*** Excerpted records

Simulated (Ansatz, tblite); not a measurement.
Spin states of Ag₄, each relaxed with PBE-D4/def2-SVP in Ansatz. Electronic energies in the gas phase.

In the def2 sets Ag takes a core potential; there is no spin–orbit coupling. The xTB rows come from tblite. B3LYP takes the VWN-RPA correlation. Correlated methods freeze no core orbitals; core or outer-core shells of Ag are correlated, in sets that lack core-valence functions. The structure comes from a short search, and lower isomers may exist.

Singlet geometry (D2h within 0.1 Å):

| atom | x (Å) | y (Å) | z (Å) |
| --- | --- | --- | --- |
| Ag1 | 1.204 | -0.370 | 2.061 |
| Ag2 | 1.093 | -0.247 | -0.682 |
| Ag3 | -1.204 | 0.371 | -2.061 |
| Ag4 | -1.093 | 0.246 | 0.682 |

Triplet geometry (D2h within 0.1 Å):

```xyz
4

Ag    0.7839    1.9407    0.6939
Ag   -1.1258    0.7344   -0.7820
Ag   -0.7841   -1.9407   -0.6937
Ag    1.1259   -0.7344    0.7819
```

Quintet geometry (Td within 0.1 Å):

******

→ **Work item**
Each record should come back exactly as written.

→ **Written response**
Simulated (Ansatz, tblite); not a measurement.
Spin states of Ag₄, each relaxed with PBE-D4/def2-SVP in Ansatz. Electronic energies in the gas phase.

In the def2 sets Ag takes a core potential; there is no spin–orbit coupling. The xTB rows come from tblite. B3LYP takes the VWN-RPA correlation. Correlated methods freeze no core orbitals; core or outer-core shells of Ag are correlated, in sets that lack core-valence functions. The structure comes from a short search, and lower isomers may exist.

Singlet geometry (D2h within 0.1 Å):

| atom | x (Å) | y (Å) | z (Å) |
| --- | --- | --- | --- |
| Ag1 | 1.204 | -0.370 | 2.061 |
| Ag2 | 1.093 | -0.247 | -0.682 |
| Ag3 | -1.204 | 0.371 | -2.061 |
| Ag4 | -1.093 | 0.246 | 0.682 |

Triplet geometry (D2h within 0.1 Å):

```xyz
4

Ag    0.7839    1.9407    0.6939
Ag   -1.1258    0.7344   -0.7820
Ag   -0.7841   -1.9407   -0.6937
Ag    1.1259   -0.7344    0.7819
```

Quintet geometry (Td within 0.1 Å):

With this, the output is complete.